- **ASSIGNED TASK**: Whatever appears in the listing must be reproduced exactly.

START DATA LISTING
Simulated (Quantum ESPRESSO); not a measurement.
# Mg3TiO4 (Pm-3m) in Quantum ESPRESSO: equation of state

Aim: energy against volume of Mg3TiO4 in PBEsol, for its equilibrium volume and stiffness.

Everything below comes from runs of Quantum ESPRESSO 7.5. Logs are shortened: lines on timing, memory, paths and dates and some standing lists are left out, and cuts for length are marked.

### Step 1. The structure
END DATA LISTING

- **WORKED SOLUTION**:
Simulated (Quantum ESPRESSO); not a measurement.
# Mg3TiO4 (Pm-3m) in Quantum ESPRESSO: equation of state

Aim: energy against volume of Mg3TiO4 in PBEsol, for its equilibrium volume and stiffness.

Everything below comes from runs of Quantum ESPRESSO 7.5. Logs are shortened: lines on timing, memory, paths and dates and some standing lists are left out, and cuts for length are marked.

### Step 1. The structure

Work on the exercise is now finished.